→ Records shown
______

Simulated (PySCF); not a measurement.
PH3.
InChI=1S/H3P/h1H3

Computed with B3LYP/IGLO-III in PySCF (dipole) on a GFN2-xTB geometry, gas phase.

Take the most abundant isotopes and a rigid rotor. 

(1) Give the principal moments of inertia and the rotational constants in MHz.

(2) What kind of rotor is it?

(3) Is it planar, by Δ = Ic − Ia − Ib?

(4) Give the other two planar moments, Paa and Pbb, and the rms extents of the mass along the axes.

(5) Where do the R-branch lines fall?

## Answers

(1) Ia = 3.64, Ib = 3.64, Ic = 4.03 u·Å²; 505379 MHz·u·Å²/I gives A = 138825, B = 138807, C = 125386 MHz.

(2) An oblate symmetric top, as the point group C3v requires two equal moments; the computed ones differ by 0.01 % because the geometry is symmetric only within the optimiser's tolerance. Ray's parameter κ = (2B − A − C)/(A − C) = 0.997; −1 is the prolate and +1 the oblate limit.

______

→ Assigned task
Reproduce every record word for word.

→ Response box
Simulated (PySCF); not a measurement.
PH3.
InChI=1S/H3P/h1H3

Computed with B3LYP/IGLO-III in PySCF (dipole) on a GFN2-xTB geometry, gas phase.

Take the most abundant isotopes and a rigid rotor. 

(1) Give the principal moments of inertia and the rotational constants in MHz.

(2) What kind of rotor is it?

(3) Is it planar, by Δ = Ic − Ia − Ib?

(4) Give the other two planar moments, Paa and Pbb, and the rms extents of the mass along the axes.

(5) Where do the R-branch lines fall?

## Answers

(1) Ia = 3.64, Ib = 3.64, Ic = 4.03 u·Å²; 505379 MHz·u·Å²/I gives A = 138825, B = 138807, C = 125386 MHz.

(2) An oblate symmetric top, as the point group C3v requires two equal moments; the computed ones differ by 0.01 % because the geometry is symmetric only within the optimiser's tolerance. Ray's parameter κ = (2B − A − C)/(A − C) = 0.997; −1 is the prolate and +1 the oblate limit.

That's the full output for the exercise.